Could you retype the whole listing, word for word?

** GIVEN RECORDS follows **

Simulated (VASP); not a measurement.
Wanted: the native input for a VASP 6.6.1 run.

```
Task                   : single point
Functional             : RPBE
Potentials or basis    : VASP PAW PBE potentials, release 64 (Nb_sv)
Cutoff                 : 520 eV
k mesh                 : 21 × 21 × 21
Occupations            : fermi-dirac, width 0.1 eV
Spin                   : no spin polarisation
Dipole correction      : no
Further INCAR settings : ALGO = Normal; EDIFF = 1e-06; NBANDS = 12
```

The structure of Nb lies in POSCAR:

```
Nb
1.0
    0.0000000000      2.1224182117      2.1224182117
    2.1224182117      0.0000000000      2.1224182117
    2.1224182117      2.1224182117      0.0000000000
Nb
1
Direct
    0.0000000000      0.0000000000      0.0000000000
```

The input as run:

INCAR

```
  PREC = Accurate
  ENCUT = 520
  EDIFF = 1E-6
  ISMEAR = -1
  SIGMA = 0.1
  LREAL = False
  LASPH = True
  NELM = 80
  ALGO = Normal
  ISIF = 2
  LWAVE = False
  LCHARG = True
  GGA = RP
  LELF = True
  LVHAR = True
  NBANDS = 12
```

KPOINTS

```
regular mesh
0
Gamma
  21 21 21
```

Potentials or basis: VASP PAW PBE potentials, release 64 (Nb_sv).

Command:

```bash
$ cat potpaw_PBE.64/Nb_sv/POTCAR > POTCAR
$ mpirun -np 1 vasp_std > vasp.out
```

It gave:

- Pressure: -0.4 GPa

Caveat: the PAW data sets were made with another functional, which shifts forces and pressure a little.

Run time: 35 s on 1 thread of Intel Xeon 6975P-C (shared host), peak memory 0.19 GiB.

** End of GIVEN RECORDS **

**WRITTEN SOLUTION:**
Simulated (VASP); not a measurement.
Wanted: the native input for a VASP 6.6.1 run.

```
Task                   : single point
Functional             : RPBE
Potentials or basis    : VASP PAW PBE potentials, release 64 (Nb_sv)
Cutoff                 : 520 eV
k mesh                 : 21 × 21 × 21
Occupations            : fermi-dirac, width 0.1 eV
Spin                   : no spin polarisation
Dipole correction      : no
Further INCAR settings : ALGO = Normal; EDIFF = 1e-06; NBANDS = 12
```

The structure of Nb lies in POSCAR:

```
Nb
1.0
    0.0000000000      2.1224182117      2.1224182117
    2.1224182117      0.0000000000      2.1224182117
    2.1224182117      2.1224182117      0.0000000000
Nb
1
Direct
    0.0000000000      0.0000000000      0.0000000000
```

The input as run:

INCAR

```
  PREC = Accurate
  ENCUT = 520
  EDIFF = 1E-6
  ISMEAR = -1
  SIGMA = 0.1
  LREAL = False
  LASPH = True
  NELM = 80
  ALGO = Normal
  ISIF = 2
  LWAVE = False
  LCHARG = True
  GGA = RP
  LELF = True
  LVHAR = True
  NBANDS = 12
```

KPOINTS

```
regular mesh
0
Gamma
  21 21 21
```

Potentials or basis: VASP PAW PBE potentials, release 64 (Nb_sv).

Command:

```bash
$ cat potpaw_PBE.64/Nb_sv/POTCAR > POTCAR
$ mpirun -np 1 vasp_std > vasp.out
```

It gave:

- Pressure: -0.4 GPa

Caveat: the PAW data sets were made with another functional, which shifts forces and pressure a little.

Run time: 35 s on 1 thread of Intel Xeon 6975P-C (shared host), peak memory 0.19 GiB.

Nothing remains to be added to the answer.